**ACTIVITY:**
Using the entries below, output each line exactly from the first through the one that contains "Result: Pressure -0.4".

**GIVEN RECORDS:**
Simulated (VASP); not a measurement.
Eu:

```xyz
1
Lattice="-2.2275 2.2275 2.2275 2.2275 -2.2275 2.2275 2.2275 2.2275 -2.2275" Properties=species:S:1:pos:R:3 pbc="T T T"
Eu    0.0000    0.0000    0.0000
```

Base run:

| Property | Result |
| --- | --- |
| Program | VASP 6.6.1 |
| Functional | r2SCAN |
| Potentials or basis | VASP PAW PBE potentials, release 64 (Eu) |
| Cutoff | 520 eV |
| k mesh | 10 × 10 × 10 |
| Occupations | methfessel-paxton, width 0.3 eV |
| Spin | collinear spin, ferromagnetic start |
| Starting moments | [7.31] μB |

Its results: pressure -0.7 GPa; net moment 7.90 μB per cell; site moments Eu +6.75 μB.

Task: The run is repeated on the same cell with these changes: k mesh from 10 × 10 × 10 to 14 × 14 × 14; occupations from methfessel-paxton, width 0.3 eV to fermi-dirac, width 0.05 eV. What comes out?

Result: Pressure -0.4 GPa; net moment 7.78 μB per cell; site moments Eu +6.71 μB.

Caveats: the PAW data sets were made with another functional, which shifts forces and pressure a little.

**ANSWER SPACE:**
Simulated (VASP); not a measurement.
Eu:

```xyz
1
Lattice="-2.2275 2.2275 2.2275 2.2275 -2.2275 2.2275 2.2275 2.2275 -2.2275" Properties=species:S:1:pos:R:3 pbc="T T T"
Eu    0.0000    0.0000    0.0000
```

Base run:

| Property | Result |
| --- | --- |
| Program | VASP 6.6.1 |
| Functional | r2SCAN |
| Potentials or basis | VASP PAW PBE potentials, release 64 (Eu) |
| Cutoff | 520 eV |
| k mesh | 10 × 10 × 10 |
| Occupations | methfessel-paxton, width 0.3 eV |
| Spin | collinear spin, ferromagnetic start |
| Starting moments | [7.31] μB |

Its results: pressure -0.7 GPa; net moment 7.90 μB per cell; site moments Eu +6.75 μB.

Task: The run is repeated on the same cell with these changes: k mesh from 10 × 10 × 10 to 14 × 14 × 14; occupations from methfessel-paxton, width 0.3 eV to fermi-dirac, width 0.05 eV. What comes out?

Result: Pressure -0.4 GPa; net moment 7.78 μB per cell; site moments Eu +6.71 μB.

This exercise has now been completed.